### [Source data]
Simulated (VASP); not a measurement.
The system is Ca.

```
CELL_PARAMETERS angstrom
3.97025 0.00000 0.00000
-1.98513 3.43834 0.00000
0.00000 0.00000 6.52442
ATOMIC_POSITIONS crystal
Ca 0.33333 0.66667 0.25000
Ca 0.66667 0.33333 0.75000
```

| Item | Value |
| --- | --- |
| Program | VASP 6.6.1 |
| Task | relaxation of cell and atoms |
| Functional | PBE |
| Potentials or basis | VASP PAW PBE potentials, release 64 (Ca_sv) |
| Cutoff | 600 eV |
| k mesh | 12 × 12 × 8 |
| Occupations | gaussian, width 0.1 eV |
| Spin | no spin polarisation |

### [Task item]
Would you copy the whole listing exactly?

### [Response]
Simulated (VASP); not a measurement.
The system is Ca.

```
CELL_PARAMETERS angstrom
3.97025 0.00000 0.00000
-1.98513 3.43834 0.00000
0.00000 0.00000 6.52442
ATOMIC_POSITIONS crystal
Ca 0.33333 0.66667 0.25000
Ca 0.66667 0.33333 0.75000
```

| Item | Value |
| --- | --- |
| Program | VASP 6.6.1 |
| Task | relaxation of cell and atoms |
| Functional | PBE |
| Potentials or basis | VASP PAW PBE potentials, release 64 (Ca_sv) |
| Cutoff | 600 eV |
| k mesh | 12 × 12 × 8 |
| Occupations | gaussian, width 0.1 eV |
| Spin | no spin polarisation |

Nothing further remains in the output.